# Exercise:
All of the records are to be copied out exactly, with nothing left out.

+++ Extracted entries +++

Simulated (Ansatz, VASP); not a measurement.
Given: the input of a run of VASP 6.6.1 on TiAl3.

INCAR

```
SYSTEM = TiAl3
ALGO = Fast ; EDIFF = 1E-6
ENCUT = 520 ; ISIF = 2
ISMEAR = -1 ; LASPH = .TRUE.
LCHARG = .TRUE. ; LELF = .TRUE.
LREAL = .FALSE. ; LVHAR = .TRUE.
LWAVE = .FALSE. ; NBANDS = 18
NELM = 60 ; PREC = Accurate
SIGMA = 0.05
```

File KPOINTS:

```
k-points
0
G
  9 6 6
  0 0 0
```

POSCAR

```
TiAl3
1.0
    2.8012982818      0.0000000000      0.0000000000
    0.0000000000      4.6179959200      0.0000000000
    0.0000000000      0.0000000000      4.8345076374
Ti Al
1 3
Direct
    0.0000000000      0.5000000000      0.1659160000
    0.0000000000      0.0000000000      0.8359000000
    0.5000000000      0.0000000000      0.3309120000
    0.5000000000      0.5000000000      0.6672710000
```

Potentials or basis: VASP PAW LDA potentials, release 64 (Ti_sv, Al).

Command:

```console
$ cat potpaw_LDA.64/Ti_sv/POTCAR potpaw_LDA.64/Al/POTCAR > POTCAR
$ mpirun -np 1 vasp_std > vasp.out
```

+++

# Written solution:
Simulated (Ansatz, VASP); not a measurement.
Given: the input of a run of VASP 6.6.1 on TiAl3.

INCAR

```
SYSTEM = TiAl3
ALGO = Fast ; EDIFF = 1E-6
ENCUT = 520 ; ISIF = 2
ISMEAR = -1 ; LASPH = .TRUE.
LCHARG = .TRUE. ; LELF = .TRUE.
LREAL = .FALSE. ; LVHAR = .TRUE.
LWAVE = .FALSE. ; NBANDS = 18
NELM = 60 ; PREC = Accurate
SIGMA = 0.05
```

File KPOINTS:

```
k-points
0
G
  9 6 6
  0 0 0
```

POSCAR

```
TiAl3
1.0
    2.8012982818      0.0000000000      0.0000000000
    0.0000000000      4.6179959200      0.0000000000
    0.0000000000      0.0000000000      4.8345076374
Ti Al
1 3
Direct
    0.0000000000      0.5000000000      0.1659160000
    0.0000000000      0.0000000000      0.8359000000
    0.5000000000      0.0000000000      0.3309120000
    0.5000000000      0.5000000000      0.6672710000
```

Potentials or basis: VASP PAW LDA potentials, release 64 (Ti_sv, Al).

Command:

```console
$ cat potpaw_LDA.64/Ti_sv/POTCAR potpaw_LDA.64/Al/POTCAR > POTCAR
$ mpirun -np 1 vasp_std > vasp.out
```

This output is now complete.